(Information begins)

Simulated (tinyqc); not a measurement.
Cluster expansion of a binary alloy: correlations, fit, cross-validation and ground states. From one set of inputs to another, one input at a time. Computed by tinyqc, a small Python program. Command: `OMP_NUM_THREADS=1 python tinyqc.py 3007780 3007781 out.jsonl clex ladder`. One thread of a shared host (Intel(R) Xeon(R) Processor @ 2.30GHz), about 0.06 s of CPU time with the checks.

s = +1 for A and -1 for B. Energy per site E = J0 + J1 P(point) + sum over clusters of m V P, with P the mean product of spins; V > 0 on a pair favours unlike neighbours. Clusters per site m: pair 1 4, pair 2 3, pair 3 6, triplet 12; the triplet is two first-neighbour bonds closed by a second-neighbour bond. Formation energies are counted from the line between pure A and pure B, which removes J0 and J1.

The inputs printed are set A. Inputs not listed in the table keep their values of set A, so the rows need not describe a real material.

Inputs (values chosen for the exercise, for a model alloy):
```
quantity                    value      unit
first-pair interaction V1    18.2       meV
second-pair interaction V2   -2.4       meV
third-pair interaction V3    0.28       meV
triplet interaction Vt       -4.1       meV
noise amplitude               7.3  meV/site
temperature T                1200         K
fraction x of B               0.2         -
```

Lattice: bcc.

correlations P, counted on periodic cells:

(Information ends)

_Work task_: Return, exactly, the lines from the first line of the records above to the line containing "Lattice: bcc.", both included.

_Written reply_:
Simulated (tinyqc); not a measurement.
Cluster expansion of a binary alloy: correlations, fit, cross-validation and ground states. From one set of inputs to another, one input at a time. Computed by tinyqc, a small Python program. Command: `OMP_NUM_THREADS=1 python tinyqc.py 3007780 3007781 out.jsonl clex ladder`. One thread of a shared host (Intel(R) Xeon(R) Processor @ 2.30GHz), about 0.06 s of CPU time with the checks.

s = +1 for A and -1 for B. Energy per site E = J0 + J1 P(point) + sum over clusters of m V P, with P the mean product of spins; V > 0 on a pair favours unlike neighbours. Clusters per site m: pair 1 4, pair 2 3, pair 3 6, triplet 12; the triplet is two first-neighbour bonds closed by a second-neighbour bond. Formation energies are counted from the line between pure A and pure B, which removes J0 and J1.

The inputs printed are set A. Inputs not listed in the table keep their values of set A, so the rows need not describe a real material.

Inputs (values chosen for the exercise, for a model alloy):
```
quantity                    value      unit
first-pair interaction V1    18.2       meV
second-pair interaction V2   -2.4       meV
third-pair interaction V3    0.28       meV
triplet interaction Vt       -4.1       meV
noise amplitude               7.3  meV/site
temperature T                1200         K
fraction x of B               0.2         -
```

Lattice: bcc.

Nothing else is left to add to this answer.